_SUPPLIED INFORMATION_:
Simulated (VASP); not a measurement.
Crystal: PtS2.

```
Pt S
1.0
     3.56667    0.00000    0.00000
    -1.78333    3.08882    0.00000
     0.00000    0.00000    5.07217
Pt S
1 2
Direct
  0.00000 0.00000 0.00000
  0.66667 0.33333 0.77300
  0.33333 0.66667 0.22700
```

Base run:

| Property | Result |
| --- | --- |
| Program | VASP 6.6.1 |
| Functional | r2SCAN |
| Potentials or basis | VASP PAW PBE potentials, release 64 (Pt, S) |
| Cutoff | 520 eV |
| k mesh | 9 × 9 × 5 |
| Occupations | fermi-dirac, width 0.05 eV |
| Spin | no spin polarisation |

_WORK ORDER_: Output the whole listing above again, word for word.

_EXERCISE SOLUTION_:
Simulated (VASP); not a measurement.
Crystal: PtS2.

```
Pt S
1.0
     3.56667    0.00000    0.00000
    -1.78333    3.08882    0.00000
     0.00000    0.00000    5.07217
Pt S
1 2
Direct
  0.00000 0.00000 0.00000
  0.66667 0.33333 0.77300
  0.33333 0.66667 0.22700
```

Base run:

| Property | Result |
| --- | --- |
| Program | VASP 6.6.1 |
| Functional | r2SCAN |
| Potentials or basis | VASP PAW PBE potentials, release 64 (Pt, S) |
| Cutoff | 520 eV |
| k mesh | 9 × 9 × 5 |
| Occupations | fermi-dirac, width 0.05 eV |
| Spin | no spin polarisation |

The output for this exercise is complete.